▸ **Dataset records**:
◆ ◆ ◆ ◆

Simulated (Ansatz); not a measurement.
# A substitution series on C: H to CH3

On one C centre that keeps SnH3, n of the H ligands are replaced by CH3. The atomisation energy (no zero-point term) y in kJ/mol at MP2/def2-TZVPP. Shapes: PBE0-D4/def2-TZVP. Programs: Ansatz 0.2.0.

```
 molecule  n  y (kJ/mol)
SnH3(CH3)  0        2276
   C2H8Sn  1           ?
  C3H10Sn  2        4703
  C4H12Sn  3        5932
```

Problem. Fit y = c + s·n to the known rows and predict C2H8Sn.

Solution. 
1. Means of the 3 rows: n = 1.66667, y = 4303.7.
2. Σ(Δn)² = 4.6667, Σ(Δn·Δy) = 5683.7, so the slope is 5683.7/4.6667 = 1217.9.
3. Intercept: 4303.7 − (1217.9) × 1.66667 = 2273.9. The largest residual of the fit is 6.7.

◆ ◆ ◆ ◆

▸ **Requirement**:
Would you write out the full listing exactly as given?

▸ **Your response**:
Simulated (Ansatz); not a measurement.
# A substitution series on C: H to CH3

On one C centre that keeps SnH3, n of the H ligands are replaced by CH3. The atomisation energy (no zero-point term) y in kJ/mol at MP2/def2-TZVPP. Shapes: PBE0-D4/def2-TZVP. Programs: Ansatz 0.2.0.

```
 molecule  n  y (kJ/mol)
SnH3(CH3)  0        2276
   C2H8Sn  1           ?
  C3H10Sn  2        4703
  C4H12Sn  3        5932
```

Problem. Fit y = c + s·n to the known rows and predict C2H8Sn.

Solution. 
1. Means of the 3 rows: n = 1.66667, y = 4303.7.
2. Σ(Δn)² = 4.6667, Σ(Δn·Δy) = 5683.7, so the slope is 5683.7/4.6667 = 1217.9.
3. Intercept: 4303.7 − (1217.9) × 1.66667 = 2273.9. The largest residual of the fit is 6.7.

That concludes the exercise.